• ASSIGNMENT: What you give back must match the records below word for word.

• DATA SUPPLIED:

╔══

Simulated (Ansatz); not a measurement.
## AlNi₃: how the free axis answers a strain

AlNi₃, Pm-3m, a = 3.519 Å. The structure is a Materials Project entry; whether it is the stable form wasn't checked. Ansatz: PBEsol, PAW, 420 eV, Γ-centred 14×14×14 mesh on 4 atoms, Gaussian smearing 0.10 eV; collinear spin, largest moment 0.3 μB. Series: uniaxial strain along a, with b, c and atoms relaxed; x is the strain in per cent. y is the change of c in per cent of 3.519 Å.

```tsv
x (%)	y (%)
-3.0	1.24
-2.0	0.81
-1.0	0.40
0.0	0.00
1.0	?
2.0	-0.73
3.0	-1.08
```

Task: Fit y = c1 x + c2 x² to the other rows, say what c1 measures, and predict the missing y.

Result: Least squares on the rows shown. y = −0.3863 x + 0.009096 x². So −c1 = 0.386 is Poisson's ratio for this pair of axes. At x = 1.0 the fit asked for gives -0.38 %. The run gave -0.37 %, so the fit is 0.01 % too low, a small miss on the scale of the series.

╚══

• EXERCISE SOLUTION:
Simulated (Ansatz); not a measurement.
## AlNi₃: how the free axis answers a strain

AlNi₃, Pm-3m, a = 3.519 Å. The structure is a Materials Project entry; whether it is the stable form wasn't checked. Ansatz: PBEsol, PAW, 420 eV, Γ-centred 14×14×14 mesh on 4 atoms, Gaussian smearing 0.10 eV; collinear spin, largest moment 0.3 μB. Series: uniaxial strain along a, with b, c and atoms relaxed; x is the strain in per cent. y is the change of c in per cent of 3.519 Å.

```tsv
x (%)	y (%)
-3.0	1.24
-2.0	0.81
-1.0	0.40
0.0	0.00
1.0	?
2.0	-0.73
3.0	-1.08
```

Task: Fit y = c1 x + c2 x² to the other rows, say what c1 measures, and predict the missing y.

Result: Least squares on the rows shown. y = −0.3863 x + 0.009096 x². So −c1 = 0.386 is Poisson's ratio for this pair of axes. At x = 1.0 the fit asked for gives -0.38 %. The run gave -0.37 %, so the fit is 0.01 % too low, a small miss on the scale of the series.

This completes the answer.